════════════════════

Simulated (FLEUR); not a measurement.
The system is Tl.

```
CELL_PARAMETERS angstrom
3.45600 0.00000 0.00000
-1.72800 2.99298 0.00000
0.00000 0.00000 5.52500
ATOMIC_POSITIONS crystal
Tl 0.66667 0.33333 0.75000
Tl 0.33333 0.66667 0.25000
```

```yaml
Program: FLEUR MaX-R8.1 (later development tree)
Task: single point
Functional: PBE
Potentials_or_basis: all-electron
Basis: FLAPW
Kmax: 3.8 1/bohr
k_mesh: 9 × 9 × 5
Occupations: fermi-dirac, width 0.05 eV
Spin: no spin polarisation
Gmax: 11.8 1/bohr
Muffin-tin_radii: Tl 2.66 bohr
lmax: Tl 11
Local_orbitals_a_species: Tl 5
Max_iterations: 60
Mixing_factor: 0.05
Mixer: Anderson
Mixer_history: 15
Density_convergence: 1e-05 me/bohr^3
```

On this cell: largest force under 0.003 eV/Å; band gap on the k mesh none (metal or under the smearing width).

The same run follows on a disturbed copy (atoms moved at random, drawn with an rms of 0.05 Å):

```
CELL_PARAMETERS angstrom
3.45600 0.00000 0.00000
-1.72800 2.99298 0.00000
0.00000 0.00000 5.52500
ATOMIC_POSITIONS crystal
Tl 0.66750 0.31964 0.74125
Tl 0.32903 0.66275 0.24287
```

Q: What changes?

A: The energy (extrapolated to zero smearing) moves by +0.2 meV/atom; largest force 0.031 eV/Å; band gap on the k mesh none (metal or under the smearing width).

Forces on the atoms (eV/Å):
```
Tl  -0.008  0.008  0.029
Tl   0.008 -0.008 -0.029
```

════════════════════

ASSIGNMENT> Beginning at the first line of the records, give again each line exactly as written, ending with the line that contains "Q: What changes?".

ANSWER SPACE>
Simulated (FLEUR); not a measurement.
The system is Tl.

```
CELL_PARAMETERS angstrom
3.45600 0.00000 0.00000
-1.72800 2.99298 0.00000
0.00000 0.00000 5.52500
ATOMIC_POSITIONS crystal
Tl 0.66667 0.33333 0.75000
Tl 0.33333 0.66667 0.25000
```

```yaml
Program: FLEUR MaX-R8.1 (later development tree)
Task: single point
Functional: PBE
Potentials_or_basis: all-electron
Basis: FLAPW
Kmax: 3.8 1/bohr
k_mesh: 9 × 9 × 5
Occupations: fermi-dirac, width 0.05 eV
Spin: no spin polarisation
Gmax: 11.8 1/bohr
Muffin-tin_radii: Tl 2.66 bohr
lmax: Tl 11
Local_orbitals_a_species: Tl 5
Max_iterations: 60
Mixing_factor: 0.05
Mixer: Anderson
Mixer_history: 15
Density_convergence: 1e-05 me/bohr^3
```

On this cell: largest force under 0.003 eV/Å; band gap on the k mesh none (metal or under the smearing width).

The same run follows on a disturbed copy (atoms moved at random, drawn with an rms of 0.05 Å):

```
CELL_PARAMETERS angstrom
3.45600 0.00000 0.00000
-1.72800 2.99298 0.00000
0.00000 0.00000 5.52500
ATOMIC_POSITIONS crystal
Tl 0.66750 0.31964 0.74125
Tl 0.32903 0.66275 0.24287
```

Q: What changes?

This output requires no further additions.